• _ASSIGNMENT_
Write out exactly the first lines of the listing, ending on the line that contains "Task: Translate it".

• _DATA FOR REVIEW_
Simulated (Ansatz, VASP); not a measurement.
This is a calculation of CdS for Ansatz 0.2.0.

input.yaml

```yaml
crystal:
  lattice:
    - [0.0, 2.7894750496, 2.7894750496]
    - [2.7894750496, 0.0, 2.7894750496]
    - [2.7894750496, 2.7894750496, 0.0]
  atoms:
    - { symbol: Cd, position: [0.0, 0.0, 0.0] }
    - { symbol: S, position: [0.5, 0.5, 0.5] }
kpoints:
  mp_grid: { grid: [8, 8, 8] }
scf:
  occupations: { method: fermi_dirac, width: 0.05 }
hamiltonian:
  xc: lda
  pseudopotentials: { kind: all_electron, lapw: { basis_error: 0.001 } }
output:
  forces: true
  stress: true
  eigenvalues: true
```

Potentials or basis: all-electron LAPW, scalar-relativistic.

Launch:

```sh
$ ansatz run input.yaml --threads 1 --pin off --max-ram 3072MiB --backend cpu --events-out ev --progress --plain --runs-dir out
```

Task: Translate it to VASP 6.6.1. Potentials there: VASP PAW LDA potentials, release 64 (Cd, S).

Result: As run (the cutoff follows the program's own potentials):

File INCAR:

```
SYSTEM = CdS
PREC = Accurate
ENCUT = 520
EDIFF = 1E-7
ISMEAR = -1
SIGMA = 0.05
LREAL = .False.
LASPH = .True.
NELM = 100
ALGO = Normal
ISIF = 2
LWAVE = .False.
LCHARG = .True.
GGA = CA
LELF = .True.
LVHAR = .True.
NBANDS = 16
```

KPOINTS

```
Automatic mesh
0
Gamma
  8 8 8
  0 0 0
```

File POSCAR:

• _ANSWER AREA_
Simulated (Ansatz, VASP); not a measurement.
This is a calculation of CdS for Ansatz 0.2.0.

input.yaml

```yaml
crystal:
  lattice:
    - [0.0, 2.7894750496, 2.7894750496]
    - [2.7894750496, 0.0, 2.7894750496]
    - [2.7894750496, 2.7894750496, 0.0]
  atoms:
    - { symbol: Cd, position: [0.0, 0.0, 0.0] }
    - { symbol: S, position: [0.5, 0.5, 0.5] }
kpoints:
  mp_grid: { grid: [8, 8, 8] }
scf:
  occupations: { method: fermi_dirac, width: 0.05 }
hamiltonian:
  xc: lda
  pseudopotentials: { kind: all_electron, lapw: { basis_error: 0.001 } }
output:
  forces: true
  stress: true
  eigenvalues: true
```

Potentials or basis: all-electron LAPW, scalar-relativistic.

Launch:

```sh
$ ansatz run input.yaml --threads 1 --pin off --max-ram 3072MiB --backend cpu --events-out ev --progress --plain --runs-dir out
```

Task: Translate it to VASP 6.6.1. Potentials there: VASP PAW LDA potentials, release 64 (Cd, S).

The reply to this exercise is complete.